ASSIGNED TASK
Restate word for word the lines in the listing below, starting at the line containing "Potentials or basis: VASP" and ending at the line containing "of this run.", both included; leave out the rest.

------

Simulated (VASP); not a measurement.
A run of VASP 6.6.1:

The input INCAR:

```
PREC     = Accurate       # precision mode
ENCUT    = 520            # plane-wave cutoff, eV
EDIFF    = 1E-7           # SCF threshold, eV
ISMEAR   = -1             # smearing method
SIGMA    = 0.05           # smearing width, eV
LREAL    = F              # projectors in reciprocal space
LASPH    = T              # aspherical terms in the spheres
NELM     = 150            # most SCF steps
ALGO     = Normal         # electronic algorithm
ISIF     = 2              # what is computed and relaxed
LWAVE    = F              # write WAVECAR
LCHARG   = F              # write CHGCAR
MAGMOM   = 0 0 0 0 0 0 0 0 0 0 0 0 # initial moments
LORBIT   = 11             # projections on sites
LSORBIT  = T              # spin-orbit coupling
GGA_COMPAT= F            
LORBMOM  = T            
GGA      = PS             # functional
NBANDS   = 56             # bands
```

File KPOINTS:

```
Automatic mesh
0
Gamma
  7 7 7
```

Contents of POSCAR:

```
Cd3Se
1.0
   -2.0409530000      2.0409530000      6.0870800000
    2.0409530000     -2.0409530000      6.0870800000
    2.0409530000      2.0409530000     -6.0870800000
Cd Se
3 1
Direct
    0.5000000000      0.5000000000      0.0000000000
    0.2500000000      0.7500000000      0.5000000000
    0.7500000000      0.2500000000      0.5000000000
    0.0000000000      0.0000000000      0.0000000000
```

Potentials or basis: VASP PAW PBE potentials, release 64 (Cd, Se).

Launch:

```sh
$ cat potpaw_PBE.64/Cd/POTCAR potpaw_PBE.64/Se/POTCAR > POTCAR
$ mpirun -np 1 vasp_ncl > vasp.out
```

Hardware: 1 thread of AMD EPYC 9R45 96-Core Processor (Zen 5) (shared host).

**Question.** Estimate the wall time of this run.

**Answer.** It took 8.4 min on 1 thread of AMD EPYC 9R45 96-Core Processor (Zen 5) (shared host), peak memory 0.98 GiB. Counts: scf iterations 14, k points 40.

------

YOUR SOLUTION
Potentials or basis: VASP PAW PBE potentials, release 64 (Cd, Se).

Launch:

```sh
$ cat potpaw_PBE.64/Cd/POTCAR potpaw_PBE.64/Se/POTCAR > POTCAR
$ mpirun -np 1 vasp_ncl > vasp.out
```

Hardware: 1 thread of AMD EPYC 9R45 96-Core Processor (Zen 5) (shared host).

**Question.** Estimate the wall time of this run.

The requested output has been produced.